------------------------------
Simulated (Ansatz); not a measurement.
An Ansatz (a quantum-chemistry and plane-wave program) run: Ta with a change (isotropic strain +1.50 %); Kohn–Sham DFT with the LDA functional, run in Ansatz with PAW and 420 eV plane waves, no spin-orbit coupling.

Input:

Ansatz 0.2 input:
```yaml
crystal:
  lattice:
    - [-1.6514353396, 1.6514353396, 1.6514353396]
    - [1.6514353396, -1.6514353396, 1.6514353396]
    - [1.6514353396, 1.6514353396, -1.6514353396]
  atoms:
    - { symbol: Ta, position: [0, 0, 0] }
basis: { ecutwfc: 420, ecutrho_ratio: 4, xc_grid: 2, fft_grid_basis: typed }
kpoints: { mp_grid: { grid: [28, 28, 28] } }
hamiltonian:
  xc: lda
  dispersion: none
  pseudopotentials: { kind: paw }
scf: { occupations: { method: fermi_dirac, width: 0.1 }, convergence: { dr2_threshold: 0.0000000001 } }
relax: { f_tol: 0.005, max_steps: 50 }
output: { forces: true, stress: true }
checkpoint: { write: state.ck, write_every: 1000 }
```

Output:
------------------------------

Work request: With every word kept as it is, set down the entries again.

Exercise result:
Simulated (Ansatz); not a measurement.
An Ansatz (a quantum-chemistry and plane-wave program) run: Ta with a change (isotropic strain +1.50 %); Kohn–Sham DFT with the LDA functional, run in Ansatz with PAW and 420 eV plane waves, no spin-orbit coupling.

Input:

Ansatz 0.2 input:
```yaml
crystal:
  lattice:
    - [-1.6514353396, 1.6514353396, 1.6514353396]
    - [1.6514353396, -1.6514353396, 1.6514353396]
    - [1.6514353396, 1.6514353396, -1.6514353396]
  atoms:
    - { symbol: Ta, position: [0, 0, 0] }
basis: { ecutwfc: 420, ecutrho_ratio: 4, xc_grid: 2, fft_grid_basis: typed }
kpoints: { mp_grid: { grid: [28, 28, 28] } }
hamiltonian:
  xc: lda
  dispersion: none
  pseudopotentials: { kind: paw }
scf: { occupations: { method: fermi_dirac, width: 0.1 }, convergence: { dr2_threshold: 0.0000000001 } }
relax: { f_tol: 0.005, max_steps: 50 }
output: { forces: true, stress: true }
checkpoint: { write: state.ck, write_every: 1000 }
```

Output:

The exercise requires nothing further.